* _DATA EXTRACTS_:
· · · · ·
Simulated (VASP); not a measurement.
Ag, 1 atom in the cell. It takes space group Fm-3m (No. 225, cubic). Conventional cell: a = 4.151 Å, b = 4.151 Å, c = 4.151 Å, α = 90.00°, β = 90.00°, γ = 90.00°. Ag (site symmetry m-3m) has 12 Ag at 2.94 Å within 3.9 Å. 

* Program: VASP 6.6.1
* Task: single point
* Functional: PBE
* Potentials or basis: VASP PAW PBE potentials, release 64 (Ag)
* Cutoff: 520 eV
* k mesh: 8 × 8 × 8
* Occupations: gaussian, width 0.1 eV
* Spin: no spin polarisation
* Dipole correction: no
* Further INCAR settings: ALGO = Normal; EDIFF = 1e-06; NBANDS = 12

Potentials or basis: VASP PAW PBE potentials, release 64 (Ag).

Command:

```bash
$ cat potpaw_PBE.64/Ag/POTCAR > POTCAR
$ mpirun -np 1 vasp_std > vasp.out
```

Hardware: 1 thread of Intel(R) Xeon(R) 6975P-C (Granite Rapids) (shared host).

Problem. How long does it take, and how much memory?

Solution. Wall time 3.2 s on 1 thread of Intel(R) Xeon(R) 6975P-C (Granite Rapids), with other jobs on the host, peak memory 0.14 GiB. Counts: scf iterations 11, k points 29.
· · · · ·

* _BRIEF_: Please print the records above exactly from their first line. End with the line containing "Problem. How long", and include it.

* _EXERCISE SOLUTION_:
Simulated (VASP); not a measurement.
Ag, 1 atom in the cell. It takes space group Fm-3m (No. 225, cubic). Conventional cell: a = 4.151 Å, b = 4.151 Å, c = 4.151 Å, α = 90.00°, β = 90.00°, γ = 90.00°. Ag (site symmetry m-3m) has 12 Ag at 2.94 Å within 3.9 Å. 

* Program: VASP 6.6.1
* Task: single point
* Functional: PBE
* Potentials or basis: VASP PAW PBE potentials, release 64 (Ag)
* Cutoff: 520 eV
* k mesh: 8 × 8 × 8
* Occupations: gaussian, width 0.1 eV
* Spin: no spin polarisation
* Dipole correction: no
* Further INCAR settings: ALGO = Normal; EDIFF = 1e-06; NBANDS = 12

Potentials or basis: VASP PAW PBE potentials, release 64 (Ag).

Command:

```bash
$ cat potpaw_PBE.64/Ag/POTCAR > POTCAR
$ mpirun -np 1 vasp_std > vasp.out
```

Hardware: 1 thread of Intel(R) Xeon(R) 6975P-C (Granite Rapids) (shared host).

Problem. How long does it take, and how much memory?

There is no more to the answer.